# [ACTION ITEM]
In the listing below, the answer starts at the line that has "wavelength (nm) | f |" and stops after the line that has "251 | 0.019 |"; please repeat that part exactly and nothing more.

^^^^^^^^^^^^^^^^

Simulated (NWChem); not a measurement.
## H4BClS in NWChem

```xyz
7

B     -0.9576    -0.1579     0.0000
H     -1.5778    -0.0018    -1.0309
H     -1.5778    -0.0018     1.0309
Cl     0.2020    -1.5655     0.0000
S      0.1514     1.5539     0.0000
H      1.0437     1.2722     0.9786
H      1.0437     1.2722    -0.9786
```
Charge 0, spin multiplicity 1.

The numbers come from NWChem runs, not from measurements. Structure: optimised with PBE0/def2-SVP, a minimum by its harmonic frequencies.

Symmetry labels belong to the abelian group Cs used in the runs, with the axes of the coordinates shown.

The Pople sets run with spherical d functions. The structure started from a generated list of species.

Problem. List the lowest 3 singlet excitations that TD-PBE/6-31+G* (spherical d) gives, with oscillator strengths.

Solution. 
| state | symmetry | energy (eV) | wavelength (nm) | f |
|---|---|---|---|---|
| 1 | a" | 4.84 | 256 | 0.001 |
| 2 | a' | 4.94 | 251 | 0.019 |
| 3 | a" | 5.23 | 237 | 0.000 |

^^^^^^^^^^^^^^^^

# [WORKED SOLUTION]
| state | symmetry | energy (eV) | wavelength (nm) | f |
|---|---|---|---|---|
| 1 | a" | 4.84 | 256 | 0.001 |
| 2 | a' | 4.94 | 251 | 0.019 |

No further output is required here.